Task item
In the records below, find the line holding "spin polarisation |" and the line holding "Result: Over 18". Set down both, with every line between them, exactly.

Entries shown
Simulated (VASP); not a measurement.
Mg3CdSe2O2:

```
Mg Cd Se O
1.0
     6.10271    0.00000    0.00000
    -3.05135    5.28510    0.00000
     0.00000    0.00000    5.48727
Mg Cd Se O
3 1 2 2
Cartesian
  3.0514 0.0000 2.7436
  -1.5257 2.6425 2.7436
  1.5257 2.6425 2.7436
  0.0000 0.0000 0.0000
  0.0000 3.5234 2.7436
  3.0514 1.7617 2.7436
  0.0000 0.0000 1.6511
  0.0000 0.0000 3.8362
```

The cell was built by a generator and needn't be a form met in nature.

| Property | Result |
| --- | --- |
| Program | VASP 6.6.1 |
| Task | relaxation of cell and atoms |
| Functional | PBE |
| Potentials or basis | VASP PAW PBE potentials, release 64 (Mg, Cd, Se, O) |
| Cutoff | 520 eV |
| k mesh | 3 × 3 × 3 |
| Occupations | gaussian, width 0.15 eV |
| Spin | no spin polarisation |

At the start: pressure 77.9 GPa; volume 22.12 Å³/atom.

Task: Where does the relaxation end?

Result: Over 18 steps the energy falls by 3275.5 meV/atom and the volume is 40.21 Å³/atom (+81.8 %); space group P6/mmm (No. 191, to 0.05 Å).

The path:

Worked solution
| Spin | no spin polarisation |

At the start: pressure 77.9 GPa; volume 22.12 Å³/atom.

Task: Where does the relaxation end?

Result: Over 18 steps the energy falls by 3275.5 meV/atom and the volume is 40.21 Å³/atom (+81.8 %); space group P6/mmm (No. 191, to 0.05 Å).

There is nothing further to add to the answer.